### Brief
Take the lines from the beginning of the data below through the line holding "Species: formate (CHO2 anion); SMILES O=C[O-]" and return exactly those.

### Exercise data
============================================================

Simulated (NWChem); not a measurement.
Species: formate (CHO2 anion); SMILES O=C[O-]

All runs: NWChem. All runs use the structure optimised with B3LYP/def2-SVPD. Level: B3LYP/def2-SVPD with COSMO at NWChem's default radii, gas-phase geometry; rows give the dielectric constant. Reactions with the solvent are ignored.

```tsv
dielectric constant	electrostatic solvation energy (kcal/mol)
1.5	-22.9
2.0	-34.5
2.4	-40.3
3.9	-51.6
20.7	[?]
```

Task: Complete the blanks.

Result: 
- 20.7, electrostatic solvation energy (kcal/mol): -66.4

============================================================

### Your response
Simulated (NWChem); not a measurement.
Species: formate (CHO2 anion); SMILES O=C[O-]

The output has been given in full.